::: Recorded data :::

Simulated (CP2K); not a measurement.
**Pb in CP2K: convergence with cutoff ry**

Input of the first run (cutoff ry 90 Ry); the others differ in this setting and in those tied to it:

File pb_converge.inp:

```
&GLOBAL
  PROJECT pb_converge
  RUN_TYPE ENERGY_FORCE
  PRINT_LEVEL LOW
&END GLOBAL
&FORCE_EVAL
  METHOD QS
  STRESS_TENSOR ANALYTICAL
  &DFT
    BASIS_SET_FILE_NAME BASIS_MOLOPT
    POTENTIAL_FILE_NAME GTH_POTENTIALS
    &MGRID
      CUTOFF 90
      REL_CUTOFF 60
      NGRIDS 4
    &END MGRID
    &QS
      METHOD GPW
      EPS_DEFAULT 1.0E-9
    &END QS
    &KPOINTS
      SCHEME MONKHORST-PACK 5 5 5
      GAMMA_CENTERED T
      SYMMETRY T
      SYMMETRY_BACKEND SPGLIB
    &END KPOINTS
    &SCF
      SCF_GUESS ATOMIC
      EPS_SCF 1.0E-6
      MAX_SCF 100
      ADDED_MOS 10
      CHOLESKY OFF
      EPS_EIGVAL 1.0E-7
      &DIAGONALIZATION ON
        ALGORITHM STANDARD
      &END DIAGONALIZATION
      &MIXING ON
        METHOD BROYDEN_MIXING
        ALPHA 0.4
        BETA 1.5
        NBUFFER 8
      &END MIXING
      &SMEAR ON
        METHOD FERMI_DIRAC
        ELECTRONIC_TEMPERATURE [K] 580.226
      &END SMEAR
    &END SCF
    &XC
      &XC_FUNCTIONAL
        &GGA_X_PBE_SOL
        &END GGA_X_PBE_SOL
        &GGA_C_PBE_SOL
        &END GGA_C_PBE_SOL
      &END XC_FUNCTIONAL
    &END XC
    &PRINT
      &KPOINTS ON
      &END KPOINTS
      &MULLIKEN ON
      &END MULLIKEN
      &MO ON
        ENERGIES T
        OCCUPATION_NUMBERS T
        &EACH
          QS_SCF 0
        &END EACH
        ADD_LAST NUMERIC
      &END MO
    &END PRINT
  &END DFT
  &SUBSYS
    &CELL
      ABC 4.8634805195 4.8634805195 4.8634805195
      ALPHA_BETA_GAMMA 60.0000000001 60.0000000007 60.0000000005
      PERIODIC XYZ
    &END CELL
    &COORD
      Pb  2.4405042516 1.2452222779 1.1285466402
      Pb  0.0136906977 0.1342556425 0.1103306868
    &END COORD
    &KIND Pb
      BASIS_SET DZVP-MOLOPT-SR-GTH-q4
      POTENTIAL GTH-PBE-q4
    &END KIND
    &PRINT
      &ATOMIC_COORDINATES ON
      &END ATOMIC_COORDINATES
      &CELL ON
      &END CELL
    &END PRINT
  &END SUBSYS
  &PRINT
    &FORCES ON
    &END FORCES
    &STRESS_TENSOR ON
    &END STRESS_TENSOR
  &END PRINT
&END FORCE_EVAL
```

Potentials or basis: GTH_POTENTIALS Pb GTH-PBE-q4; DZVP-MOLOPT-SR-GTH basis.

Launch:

:::

- Work instruction:
Transcribe the opening lines of the listing exactly, please. Stop after the line that contains "Potentials or basis: GTH_POTENTIALS".

- Task result:
Simulated (CP2K); not a measurement.
**Pb in CP2K: convergence with cutoff ry**

Input of the first run (cutoff ry 90 Ry); the others differ in this setting and in those tied to it:

File pb_converge.inp:

```
&GLOBAL
  PROJECT pb_converge
  RUN_TYPE ENERGY_FORCE
  PRINT_LEVEL LOW
&END GLOBAL
&FORCE_EVAL
  METHOD QS
  STRESS_TENSOR ANALYTICAL
  &DFT
    BASIS_SET_FILE_NAME BASIS_MOLOPT
    POTENTIAL_FILE_NAME GTH_POTENTIALS
    &MGRID
      CUTOFF 90
      REL_CUTOFF 60
      NGRIDS 4
    &END MGRID
    &QS
      METHOD GPW
      EPS_DEFAULT 1.0E-9
    &END QS
    &KPOINTS
      SCHEME MONKHORST-PACK 5 5 5
      GAMMA_CENTERED T
      SYMMETRY T
      SYMMETRY_BACKEND SPGLIB
    &END KPOINTS
    &SCF
      SCF_GUESS ATOMIC
      EPS_SCF 1.0E-6
      MAX_SCF 100
      ADDED_MOS 10
      CHOLESKY OFF
      EPS_EIGVAL 1.0E-7
      &DIAGONALIZATION ON
        ALGORITHM STANDARD
      &END DIAGONALIZATION
      &MIXING ON
        METHOD BROYDEN_MIXING
        ALPHA 0.4
        BETA 1.5
        NBUFFER 8
      &END MIXING
      &SMEAR ON
        METHOD FERMI_DIRAC
        ELECTRONIC_TEMPERATURE [K] 580.226
      &END SMEAR
    &END SCF
    &XC
      &XC_FUNCTIONAL
        &GGA_X_PBE_SOL
        &END GGA_X_PBE_SOL
        &GGA_C_PBE_SOL
        &END GGA_C_PBE_SOL
      &END XC_FUNCTIONAL
    &END XC
    &PRINT
      &KPOINTS ON
      &END KPOINTS
      &MULLIKEN ON
      &END MULLIKEN
      &MO ON
        ENERGIES T
        OCCUPATION_NUMBERS T
        &EACH
          QS_SCF 0
        &END EACH
        ADD_LAST NUMERIC
      &END MO
    &END PRINT
  &END DFT
  &SUBSYS
    &CELL
      ABC 4.8634805195 4.8634805195 4.8634805195
      ALPHA_BETA_GAMMA 60.0000000001 60.0000000007 60.0000000005
      PERIODIC XYZ
    &END CELL
    &COORD
      Pb  2.4405042516 1.2452222779 1.1285466402
      Pb  0.0136906977 0.1342556425 0.1103306868
    &END COORD
    &KIND Pb
      BASIS_SET DZVP-MOLOPT-SR-GTH-q4
      POTENTIAL GTH-PBE-q4
    &END KIND
    &PRINT
      &ATOMIC_COORDINATES ON
      &END ATOMIC_COORDINATES
      &CELL ON
      &END CELL
    &END PRINT
  &END SUBSYS
  &PRINT
    &FORCES ON
    &END FORCES
    &STRESS_TENSOR ON
    &END STRESS_TENSOR
  &END PRINT
&END FORCE_EVAL
```

Potentials or basis: GTH_POTENTIALS Pb GTH-PBE-q4; DZVP-MOLOPT-SR-GTH basis.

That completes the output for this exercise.